● **ASSIGNED TASK**
Could you write out all of the data again, word for word?

DATASET EXCERPTS START

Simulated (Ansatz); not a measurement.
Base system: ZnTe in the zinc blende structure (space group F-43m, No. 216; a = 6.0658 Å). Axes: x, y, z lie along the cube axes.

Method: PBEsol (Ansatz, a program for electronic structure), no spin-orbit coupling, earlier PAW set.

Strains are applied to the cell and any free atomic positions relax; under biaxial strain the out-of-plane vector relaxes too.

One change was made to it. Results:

DATASET EXCERPTS END

● **EXERCISE RESPONSE**
Simulated (Ansatz); not a measurement.
Base system: ZnTe in the zinc blende structure (space group F-43m, No. 216; a = 6.0658 Å). Axes: x, y, z lie along the cube axes.

Method: PBEsol (Ansatz, a program for electronic structure), no spin-orbit coupling, earlier PAW set.

Strains are applied to the cell and any free atomic positions relax; under biaxial strain the out-of-plane vector relaxes too.

One change was made to it. Results:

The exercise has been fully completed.